______

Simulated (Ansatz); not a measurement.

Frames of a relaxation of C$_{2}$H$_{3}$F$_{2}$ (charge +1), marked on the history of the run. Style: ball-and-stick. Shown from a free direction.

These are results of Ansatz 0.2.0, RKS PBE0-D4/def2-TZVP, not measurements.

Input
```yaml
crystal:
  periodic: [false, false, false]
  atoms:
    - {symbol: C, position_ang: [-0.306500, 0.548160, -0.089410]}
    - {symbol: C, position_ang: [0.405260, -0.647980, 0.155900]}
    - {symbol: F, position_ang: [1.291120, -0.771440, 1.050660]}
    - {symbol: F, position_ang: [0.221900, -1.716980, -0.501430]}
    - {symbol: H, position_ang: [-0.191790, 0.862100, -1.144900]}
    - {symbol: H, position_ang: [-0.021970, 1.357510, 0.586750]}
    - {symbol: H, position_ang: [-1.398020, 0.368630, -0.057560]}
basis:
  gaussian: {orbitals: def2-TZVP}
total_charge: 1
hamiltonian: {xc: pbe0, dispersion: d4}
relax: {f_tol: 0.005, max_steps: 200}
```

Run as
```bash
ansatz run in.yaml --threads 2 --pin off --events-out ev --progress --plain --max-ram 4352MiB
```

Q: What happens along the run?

______

* _Assigned task_: Repeat each entry exactly as it was given.

* _Expected answer_:
Simulated (Ansatz); not a measurement.

Frames of a relaxation of C$_{2}$H$_{3}$F$_{2}$ (charge +1), marked on the history of the run. Style: ball-and-stick. Shown from a free direction.

These are results of Ansatz 0.2.0, RKS PBE0-D4/def2-TZVP, not measurements.

Input
```yaml
crystal:
  periodic: [false, false, false]
  atoms:
    - {symbol: C, position_ang: [-0.306500, 0.548160, -0.089410]}
    - {symbol: C, position_ang: [0.405260, -0.647980, 0.155900]}
    - {symbol: F, position_ang: [1.291120, -0.771440, 1.050660]}
    - {symbol: F, position_ang: [0.221900, -1.716980, -0.501430]}
    - {symbol: H, position_ang: [-0.191790, 0.862100, -1.144900]}
    - {symbol: H, position_ang: [-0.021970, 1.357510, 0.586750]}
    - {symbol: H, position_ang: [-1.398020, 0.368630, -0.057560]}
basis:
  gaussian: {orbitals: def2-TZVP}
total_charge: 1
hamiltonian: {xc: pbe0, dispersion: d4}
relax: {f_tol: 0.005, max_steps: 200}
```

Run as
```bash
ansatz run in.yaml --threads 2 --pin off --events-out ev --progress --plain --max-ram 4352MiB
```

Q: What happens along the run?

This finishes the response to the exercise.